▶ **Listed entries**
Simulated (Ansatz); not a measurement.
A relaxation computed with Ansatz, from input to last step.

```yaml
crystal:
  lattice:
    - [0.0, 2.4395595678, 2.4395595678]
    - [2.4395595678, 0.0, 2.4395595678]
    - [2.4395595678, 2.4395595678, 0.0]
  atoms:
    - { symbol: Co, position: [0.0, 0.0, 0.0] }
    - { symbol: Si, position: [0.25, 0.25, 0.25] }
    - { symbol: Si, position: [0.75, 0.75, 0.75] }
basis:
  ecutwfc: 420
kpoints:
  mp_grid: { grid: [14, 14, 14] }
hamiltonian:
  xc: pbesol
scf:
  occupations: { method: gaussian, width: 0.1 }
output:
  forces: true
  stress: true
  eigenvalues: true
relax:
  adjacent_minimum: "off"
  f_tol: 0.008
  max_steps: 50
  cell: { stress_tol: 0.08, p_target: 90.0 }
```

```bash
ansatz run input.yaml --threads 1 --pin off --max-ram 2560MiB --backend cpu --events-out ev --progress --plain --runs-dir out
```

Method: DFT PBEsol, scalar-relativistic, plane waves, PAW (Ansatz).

▶ **Work order**
The reply should contain all of the entries exactly as shown above.

▶ **Answer section**
Simulated (Ansatz); not a measurement.
A relaxation computed with Ansatz, from input to last step.

```yaml
crystal:
  lattice:
    - [0.0, 2.4395595678, 2.4395595678]
    - [2.4395595678, 0.0, 2.4395595678]
    - [2.4395595678, 2.4395595678, 0.0]
  atoms:
    - { symbol: Co, position: [0.0, 0.0, 0.0] }
    - { symbol: Si, position: [0.25, 0.25, 0.25] }
    - { symbol: Si, position: [0.75, 0.75, 0.75] }
basis:
  ecutwfc: 420
kpoints:
  mp_grid: { grid: [14, 14, 14] }
hamiltonian:
  xc: pbesol
scf:
  occupations: { method: gaussian, width: 0.1 }
output:
  forces: true
  stress: true
  eigenvalues: true
relax:
  adjacent_minimum: "off"
  f_tol: 0.008
  max_steps: 50
  cell: { stress_tol: 0.08, p_target: 90.0 }
```

```bash
ansatz run input.yaml --threads 1 --pin off --max-ram 2560MiB --backend cpu --events-out ev --progress --plain --runs-dir out
```

Method: DFT PBEsol, scalar-relativistic, plane waves, PAW (Ansatz).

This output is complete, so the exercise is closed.